* **Information given**:
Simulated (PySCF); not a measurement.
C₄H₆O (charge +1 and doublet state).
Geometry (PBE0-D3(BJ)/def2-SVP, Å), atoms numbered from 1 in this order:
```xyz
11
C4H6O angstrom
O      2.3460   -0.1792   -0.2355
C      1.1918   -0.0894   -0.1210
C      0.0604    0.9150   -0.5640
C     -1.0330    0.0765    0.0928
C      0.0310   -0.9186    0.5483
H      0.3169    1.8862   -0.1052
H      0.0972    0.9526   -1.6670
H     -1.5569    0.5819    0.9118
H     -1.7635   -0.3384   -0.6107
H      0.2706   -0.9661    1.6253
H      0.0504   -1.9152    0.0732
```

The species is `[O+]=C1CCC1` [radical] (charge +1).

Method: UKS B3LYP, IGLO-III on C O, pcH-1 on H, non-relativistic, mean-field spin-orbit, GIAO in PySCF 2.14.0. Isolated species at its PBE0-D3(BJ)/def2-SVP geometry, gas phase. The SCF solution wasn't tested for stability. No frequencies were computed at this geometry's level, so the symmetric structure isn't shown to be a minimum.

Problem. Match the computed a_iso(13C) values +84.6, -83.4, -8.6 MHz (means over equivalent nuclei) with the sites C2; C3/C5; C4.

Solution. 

* **Requirement**:
The first line of the data, the line with "Method: UKS B3LYP, IGLO-III", and all lines in between are to be copied exactly. Leave out everything else.

* **Your response**:
Simulated (PySCF); not a measurement.
C₄H₆O (charge +1 and doublet state).
Geometry (PBE0-D3(BJ)/def2-SVP, Å), atoms numbered from 1 in this order:
```xyz
11
C4H6O angstrom
O      2.3460   -0.1792   -0.2355
C      1.1918   -0.0894   -0.1210
C      0.0604    0.9150   -0.5640
C     -1.0330    0.0765    0.0928
C      0.0310   -0.9186    0.5483
H      0.3169    1.8862   -0.1052
H      0.0972    0.9526   -1.6670
H     -1.5569    0.5819    0.9118
H     -1.7635   -0.3384   -0.6107
H      0.2706   -0.9661    1.6253
H      0.0504   -1.9152    0.0732
```

The species is `[O+]=C1CCC1` [radical] (charge +1).

Method: UKS B3LYP, IGLO-III on C O, pcH-1 on H, non-relativistic, mean-field spin-orbit, GIAO in PySCF 2.14.0. Isolated species at its PBE0-D3(BJ)/def2-SVP geometry, gas phase. The SCF solution wasn't tested for stability. No frequencies were computed at this geometry's level, so the symmetric structure isn't shown to be a minimum.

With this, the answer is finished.